━━━ SOURCE MATERIAL

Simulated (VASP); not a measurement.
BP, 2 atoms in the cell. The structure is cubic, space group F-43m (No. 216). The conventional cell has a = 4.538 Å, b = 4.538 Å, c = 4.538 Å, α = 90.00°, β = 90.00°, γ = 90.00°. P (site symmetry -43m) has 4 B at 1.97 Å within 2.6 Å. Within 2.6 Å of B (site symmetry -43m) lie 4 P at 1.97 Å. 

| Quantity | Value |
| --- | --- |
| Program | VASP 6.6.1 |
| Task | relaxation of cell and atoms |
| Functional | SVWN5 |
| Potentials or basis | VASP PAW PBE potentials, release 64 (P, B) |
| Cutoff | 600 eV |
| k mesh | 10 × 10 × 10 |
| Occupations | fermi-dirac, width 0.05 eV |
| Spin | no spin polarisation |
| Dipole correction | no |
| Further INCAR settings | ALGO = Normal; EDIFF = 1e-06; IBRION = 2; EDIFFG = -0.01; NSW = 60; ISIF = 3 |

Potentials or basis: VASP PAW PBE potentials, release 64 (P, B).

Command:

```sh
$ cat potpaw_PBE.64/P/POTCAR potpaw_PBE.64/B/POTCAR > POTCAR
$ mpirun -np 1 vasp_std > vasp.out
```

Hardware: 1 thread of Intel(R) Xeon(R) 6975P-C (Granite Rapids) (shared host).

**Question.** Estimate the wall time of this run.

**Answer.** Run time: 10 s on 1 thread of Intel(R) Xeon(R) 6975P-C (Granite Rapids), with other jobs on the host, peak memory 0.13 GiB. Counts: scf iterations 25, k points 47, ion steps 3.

━━━━━━

> **EXERCISE**
From the opening line of the data above through the line holding "of this run.", give every line again exactly as it stands.

> **EXERCISE SOLUTION**
Simulated (VASP); not a measurement.
BP, 2 atoms in the cell. The structure is cubic, space group F-43m (No. 216). The conventional cell has a = 4.538 Å, b = 4.538 Å, c = 4.538 Å, α = 90.00°, β = 90.00°, γ = 90.00°. P (site symmetry -43m) has 4 B at 1.97 Å within 2.6 Å. Within 2.6 Å of B (site symmetry -43m) lie 4 P at 1.97 Å. 

| Quantity | Value |
| --- | --- |
| Program | VASP 6.6.1 |
| Task | relaxation of cell and atoms |
| Functional | SVWN5 |
| Potentials or basis | VASP PAW PBE potentials, release 64 (P, B) |
| Cutoff | 600 eV |
| k mesh | 10 × 10 × 10 |
| Occupations | fermi-dirac, width 0.05 eV |
| Spin | no spin polarisation |
| Dipole correction | no |
| Further INCAR settings | ALGO = Normal; EDIFF = 1e-06; IBRION = 2; EDIFFG = -0.01; NSW = 60; ISIF = 3 |

Potentials or basis: VASP PAW PBE potentials, release 64 (P, B).

Command:

```sh
$ cat potpaw_PBE.64/P/POTCAR potpaw_PBE.64/B/POTCAR > POTCAR
$ mpirun -np 1 vasp_std > vasp.out
```

Hardware: 1 thread of Intel(R) Xeon(R) 6975P-C (Granite Rapids) (shared host).

**Question.** Estimate the wall time of this run.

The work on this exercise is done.